Material shown:
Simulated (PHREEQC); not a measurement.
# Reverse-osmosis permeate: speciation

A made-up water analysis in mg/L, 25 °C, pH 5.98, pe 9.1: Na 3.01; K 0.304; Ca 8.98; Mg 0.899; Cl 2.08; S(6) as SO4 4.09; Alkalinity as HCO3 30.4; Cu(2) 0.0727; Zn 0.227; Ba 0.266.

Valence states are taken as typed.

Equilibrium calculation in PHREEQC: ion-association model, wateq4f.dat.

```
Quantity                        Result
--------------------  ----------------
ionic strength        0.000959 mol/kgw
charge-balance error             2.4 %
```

Work order: Repeat the material word for word, with no line missing.

Answer section:
Simulated (PHREEQC); not a measurement.
# Reverse-osmosis permeate: speciation

A made-up water analysis in mg/L, 25 °C, pH 5.98, pe 9.1: Na 3.01; K 0.304; Ca 8.98; Mg 0.899; Cl 2.08; S(6) as SO4 4.09; Alkalinity as HCO3 30.4; Cu(2) 0.0727; Zn 0.227; Ba 0.266.

Valence states are taken as typed.

Equilibrium calculation in PHREEQC: ion-association model, wateq4f.dat.

```
Quantity                        Result
--------------------  ----------------
ionic strength        0.000959 mol/kgw
charge-balance error             2.4 %
```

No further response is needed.